'''

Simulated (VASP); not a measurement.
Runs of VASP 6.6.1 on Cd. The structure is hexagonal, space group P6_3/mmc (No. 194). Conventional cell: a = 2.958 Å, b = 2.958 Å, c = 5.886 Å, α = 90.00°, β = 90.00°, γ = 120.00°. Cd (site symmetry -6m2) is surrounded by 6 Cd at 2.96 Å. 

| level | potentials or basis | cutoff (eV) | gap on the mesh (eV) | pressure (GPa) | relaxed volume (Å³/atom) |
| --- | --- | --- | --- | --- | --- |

'''

Exercise
Each entry above needs to be output exactly.

Task output
Simulated (VASP); not a measurement.
Runs of VASP 6.6.1 on Cd. The structure is hexagonal, space group P6_3/mmc (No. 194). Conventional cell: a = 2.958 Å, b = 2.958 Å, c = 5.886 Å, α = 90.00°, β = 90.00°, γ = 120.00°. Cd (site symmetry -6m2) is surrounded by 6 Cd at 2.96 Å. 

| level | potentials or basis | cutoff (eV) | gap on the mesh (eV) | pressure (GPa) | relaxed volume (Å³/atom) |
| --- | --- | --- | --- | --- | --- |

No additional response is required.